Please retype, unchanged, each line from the top of the material below through the line where "Item | Value |" appears.

================================

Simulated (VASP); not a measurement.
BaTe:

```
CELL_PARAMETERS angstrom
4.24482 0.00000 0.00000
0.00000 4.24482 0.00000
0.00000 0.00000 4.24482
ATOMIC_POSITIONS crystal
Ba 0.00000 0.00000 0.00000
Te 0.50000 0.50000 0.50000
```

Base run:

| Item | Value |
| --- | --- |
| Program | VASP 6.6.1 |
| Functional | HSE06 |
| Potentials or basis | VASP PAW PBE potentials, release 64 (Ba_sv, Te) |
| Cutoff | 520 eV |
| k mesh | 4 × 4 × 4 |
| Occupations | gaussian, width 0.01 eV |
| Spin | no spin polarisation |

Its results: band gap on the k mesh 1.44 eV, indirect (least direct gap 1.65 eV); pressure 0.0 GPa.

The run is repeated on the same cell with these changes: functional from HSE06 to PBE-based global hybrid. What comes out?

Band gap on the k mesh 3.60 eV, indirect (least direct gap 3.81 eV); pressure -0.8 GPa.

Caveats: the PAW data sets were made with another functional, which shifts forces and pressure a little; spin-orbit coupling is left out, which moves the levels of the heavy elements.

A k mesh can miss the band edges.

================================

#### PROBLEM SOLUTION:
Simulated (VASP); not a measurement.
BaTe:

```
CELL_PARAMETERS angstrom
4.24482 0.00000 0.00000
0.00000 4.24482 0.00000
0.00000 0.00000 4.24482
ATOMIC_POSITIONS crystal
Ba 0.00000 0.00000 0.00000
Te 0.50000 0.50000 0.50000
```

Base run:

| Item | Value |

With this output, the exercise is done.